**Excerpted data**:
□ □ □ □

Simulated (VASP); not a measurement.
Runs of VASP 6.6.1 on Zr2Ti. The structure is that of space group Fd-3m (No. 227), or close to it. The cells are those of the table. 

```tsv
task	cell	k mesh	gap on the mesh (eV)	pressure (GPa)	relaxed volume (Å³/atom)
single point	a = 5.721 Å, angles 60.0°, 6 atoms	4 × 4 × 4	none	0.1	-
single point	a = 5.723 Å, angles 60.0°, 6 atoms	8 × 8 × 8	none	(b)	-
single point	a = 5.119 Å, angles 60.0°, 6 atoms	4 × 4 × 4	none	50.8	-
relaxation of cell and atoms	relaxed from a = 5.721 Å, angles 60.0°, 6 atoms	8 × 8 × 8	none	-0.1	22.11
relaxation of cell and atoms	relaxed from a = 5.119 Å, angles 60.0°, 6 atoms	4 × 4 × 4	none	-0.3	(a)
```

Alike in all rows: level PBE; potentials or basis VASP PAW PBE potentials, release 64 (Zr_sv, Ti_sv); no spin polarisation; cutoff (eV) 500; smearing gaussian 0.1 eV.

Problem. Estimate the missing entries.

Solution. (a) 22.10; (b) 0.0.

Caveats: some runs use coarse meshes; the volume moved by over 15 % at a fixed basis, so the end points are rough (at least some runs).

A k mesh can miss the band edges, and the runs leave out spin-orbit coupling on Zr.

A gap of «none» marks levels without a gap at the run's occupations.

□ □ □ □

**Action item**:
Going down the listing above, begin printing at the line with "Caveats: some runs" and finish with the line with "A k mesh can", exactly as they appear.

**Response**:
Caveats: some runs use coarse meshes; the volume moved by over 15 % at a fixed basis, so the end points are rough (at least some runs).

A k mesh can miss the band edges, and the runs leave out spin-orbit coupling on Zr.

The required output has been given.